*WORK ORDER*. Beginning with the opening line, restate the following material exactly, up through the line that contains "A k mesh can".

*PROVIDED INFORMATION*.
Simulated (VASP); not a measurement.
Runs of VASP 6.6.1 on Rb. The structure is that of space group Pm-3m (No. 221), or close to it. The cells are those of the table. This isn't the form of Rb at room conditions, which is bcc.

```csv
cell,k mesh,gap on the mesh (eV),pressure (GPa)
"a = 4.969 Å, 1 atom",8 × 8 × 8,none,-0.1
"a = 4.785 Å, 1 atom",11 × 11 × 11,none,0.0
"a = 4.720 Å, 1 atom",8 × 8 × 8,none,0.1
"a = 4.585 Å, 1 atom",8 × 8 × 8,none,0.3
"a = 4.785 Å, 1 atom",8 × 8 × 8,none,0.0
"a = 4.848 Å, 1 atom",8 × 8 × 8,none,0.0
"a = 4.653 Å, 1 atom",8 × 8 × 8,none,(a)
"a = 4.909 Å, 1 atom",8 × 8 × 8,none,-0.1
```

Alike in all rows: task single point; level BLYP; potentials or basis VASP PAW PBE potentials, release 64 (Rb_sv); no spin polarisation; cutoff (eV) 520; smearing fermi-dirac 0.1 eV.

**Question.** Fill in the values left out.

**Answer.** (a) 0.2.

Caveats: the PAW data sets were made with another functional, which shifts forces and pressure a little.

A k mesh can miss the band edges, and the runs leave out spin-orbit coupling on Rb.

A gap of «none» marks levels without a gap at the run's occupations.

*WRITTEN REPLY*.
Simulated (VASP); not a measurement.
Runs of VASP 6.6.1 on Rb. The structure is that of space group Pm-3m (No. 221), or close to it. The cells are those of the table. This isn't the form of Rb at room conditions, which is bcc.

```csv
cell,k mesh,gap on the mesh (eV),pressure (GPa)
"a = 4.969 Å, 1 atom",8 × 8 × 8,none,-0.1
"a = 4.785 Å, 1 atom",11 × 11 × 11,none,0.0
"a = 4.720 Å, 1 atom",8 × 8 × 8,none,0.1
"a = 4.585 Å, 1 atom",8 × 8 × 8,none,0.3
"a = 4.785 Å, 1 atom",8 × 8 × 8,none,0.0
"a = 4.848 Å, 1 atom",8 × 8 × 8,none,0.0
"a = 4.653 Å, 1 atom",8 × 8 × 8,none,(a)
"a = 4.909 Å, 1 atom",8 × 8 × 8,none,-0.1
```

Alike in all rows: task single point; level BLYP; potentials or basis VASP PAW PBE potentials, release 64 (Rb_sv); no spin polarisation; cutoff (eV) 520; smearing fermi-dirac 0.1 eV.

**Question.** Fill in the values left out.

**Answer.** (a) 0.2.

Caveats: the PAW data sets were made with another functional, which shifts forces and pressure a little.

A k mesh can miss the band edges, and the runs leave out spin-orbit coupling on Rb.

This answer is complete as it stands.